*WORK TASK*: When you return the entries, keep every word and mark exactly as it is.

--------

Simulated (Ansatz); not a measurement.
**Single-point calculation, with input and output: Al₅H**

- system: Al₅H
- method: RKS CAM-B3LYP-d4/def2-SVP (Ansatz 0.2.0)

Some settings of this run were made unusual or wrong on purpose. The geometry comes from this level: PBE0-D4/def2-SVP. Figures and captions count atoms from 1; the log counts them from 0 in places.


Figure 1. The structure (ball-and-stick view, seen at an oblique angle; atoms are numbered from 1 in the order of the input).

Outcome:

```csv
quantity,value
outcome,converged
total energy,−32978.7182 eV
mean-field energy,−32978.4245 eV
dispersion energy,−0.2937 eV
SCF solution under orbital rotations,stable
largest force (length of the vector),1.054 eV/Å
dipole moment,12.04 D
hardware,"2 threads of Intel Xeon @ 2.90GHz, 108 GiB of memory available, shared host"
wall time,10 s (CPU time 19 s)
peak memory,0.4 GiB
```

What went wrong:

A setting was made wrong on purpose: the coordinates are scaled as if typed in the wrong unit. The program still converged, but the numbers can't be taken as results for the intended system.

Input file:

--------

*ANSWER SPACE*:
Simulated (Ansatz); not a measurement.
**Single-point calculation, with input and output: Al₅H**

- system: Al₅H
- method: RKS CAM-B3LYP-d4/def2-SVP (Ansatz 0.2.0)

Some settings of this run were made unusual or wrong on purpose. The geometry comes from this level: PBE0-D4/def2-SVP. Figures and captions count atoms from 1; the log counts them from 0 in places.


Figure 1. The structure (ball-and-stick view, seen at an oblique angle; atoms are numbered from 1 in the order of the input).

Outcome:

```csv
quantity,value
outcome,converged
total energy,−32978.7182 eV
mean-field energy,−32978.4245 eV
dispersion energy,−0.2937 eV
SCF solution under orbital rotations,stable
largest force (length of the vector),1.054 eV/Å
dipole moment,12.04 D
hardware,"2 threads of Intel Xeon @ 2.90GHz, 108 GiB of memory available, shared host"
wall time,10 s (CPU time 19 s)
peak memory,0.4 GiB
```

What went wrong:

A setting was made wrong on purpose: the coordinates are scaled as if typed in the wrong unit. The program still converged, but the numbers can't be taken as results for the intended system.

Input file:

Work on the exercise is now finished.